Assigned task =
Each entry, in full: reproduce it exactly.

Dataset records =
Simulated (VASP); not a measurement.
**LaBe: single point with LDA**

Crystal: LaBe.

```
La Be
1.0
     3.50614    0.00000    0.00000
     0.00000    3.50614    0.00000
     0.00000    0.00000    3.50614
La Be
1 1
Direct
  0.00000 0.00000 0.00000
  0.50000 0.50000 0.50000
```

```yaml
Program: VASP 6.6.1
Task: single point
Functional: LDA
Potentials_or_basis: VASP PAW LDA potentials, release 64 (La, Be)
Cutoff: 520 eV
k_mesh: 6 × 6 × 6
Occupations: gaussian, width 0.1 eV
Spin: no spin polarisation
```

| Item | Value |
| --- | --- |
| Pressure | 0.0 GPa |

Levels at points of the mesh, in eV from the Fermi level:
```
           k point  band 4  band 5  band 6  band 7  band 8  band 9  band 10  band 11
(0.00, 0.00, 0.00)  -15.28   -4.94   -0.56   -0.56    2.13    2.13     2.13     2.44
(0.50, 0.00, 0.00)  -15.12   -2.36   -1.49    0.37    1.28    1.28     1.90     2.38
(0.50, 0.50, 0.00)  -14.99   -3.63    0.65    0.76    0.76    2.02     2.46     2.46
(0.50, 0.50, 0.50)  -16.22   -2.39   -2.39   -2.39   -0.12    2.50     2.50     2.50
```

Response =
Simulated (VASP); not a measurement.
**LaBe: single point with LDA**

Crystal: LaBe.

```
La Be
1.0
     3.50614    0.00000    0.00000
     0.00000    3.50614    0.00000
     0.00000    0.00000    3.50614
La Be
1 1
Direct
  0.00000 0.00000 0.00000
  0.50000 0.50000 0.50000
```

```yaml
Program: VASP 6.6.1
Task: single point
Functional: LDA
Potentials_or_basis: VASP PAW LDA potentials, release 64 (La, Be)
Cutoff: 520 eV
k_mesh: 6 × 6 × 6
Occupations: gaussian, width 0.1 eV
Spin: no spin polarisation
```

| Item | Value |
| --- | --- |
| Pressure | 0.0 GPa |

Levels at points of the mesh, in eV from the Fermi level:
```
           k point  band 4  band 5  band 6  band 7  band 8  band 9  band 10  band 11
(0.00, 0.00, 0.00)  -15.28   -4.94   -0.56   -0.56    2.13    2.13     2.13     2.44
(0.50, 0.00, 0.00)  -15.12   -2.36   -1.49    0.37    1.28    1.28     1.90     2.38
(0.50, 0.50, 0.00)  -14.99   -3.63    0.65    0.76    0.76    2.02     2.46     2.46
(0.50, 0.50, 0.50)  -16.22   -2.39   -2.39   -2.39   -0.12    2.50     2.50     2.50
```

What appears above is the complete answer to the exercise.